=== Begin Enclosure ===
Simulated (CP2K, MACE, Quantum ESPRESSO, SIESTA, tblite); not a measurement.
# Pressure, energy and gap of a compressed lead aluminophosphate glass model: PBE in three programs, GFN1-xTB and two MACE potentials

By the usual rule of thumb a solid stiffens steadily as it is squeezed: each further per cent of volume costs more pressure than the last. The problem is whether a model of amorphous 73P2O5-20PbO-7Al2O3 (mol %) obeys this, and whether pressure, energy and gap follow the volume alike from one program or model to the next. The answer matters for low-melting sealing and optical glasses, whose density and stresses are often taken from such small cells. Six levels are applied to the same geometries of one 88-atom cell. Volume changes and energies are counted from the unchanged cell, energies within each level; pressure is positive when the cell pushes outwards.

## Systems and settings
=== End Enclosure ===

Action item:
The reply must contain each line of the material, reproduced faithfully.

Exercise answer:
Simulated (CP2K, MACE, Quantum ESPRESSO, SIESTA, tblite); not a measurement.
# Pressure, energy and gap of a compressed lead aluminophosphate glass model: PBE in three programs, GFN1-xTB and two MACE potentials

By the usual rule of thumb a solid stiffens steadily as it is squeezed: each further per cent of volume costs more pressure than the last. The problem is whether a model of amorphous 73P2O5-20PbO-7Al2O3 (mol %) obeys this, and whether pressure, energy and gap follow the volume alike from one program or model to the next. The answer matters for low-melting sealing and optical glasses, whose density and stresses are often taken from such small cells. Six levels are applied to the same geometries of one 88-atom cell. Volume changes and energies are counted from the unchanged cell, energies within each level; pressure is positive when the cell pushes outwards.

## Systems and settings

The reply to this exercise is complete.